ACTIVITY ->
The answer must consist of every record below, reproduced exactly.

SUPPLIED DATA ->
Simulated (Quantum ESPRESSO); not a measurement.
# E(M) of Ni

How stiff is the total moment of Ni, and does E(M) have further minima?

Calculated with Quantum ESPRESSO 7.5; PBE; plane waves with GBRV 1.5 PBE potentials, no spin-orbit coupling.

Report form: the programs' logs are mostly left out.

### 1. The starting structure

WORKED SOLUTION ->
Simulated (Quantum ESPRESSO); not a measurement.
# E(M) of Ni

How stiff is the total moment of Ni, and does E(M) have further minima?

Calculated with Quantum ESPRESSO 7.5; PBE; plane waves with GBRV 1.5 PBE potentials, no spin-orbit coupling.

Report form: the programs' logs are mostly left out.

### 1. The starting structure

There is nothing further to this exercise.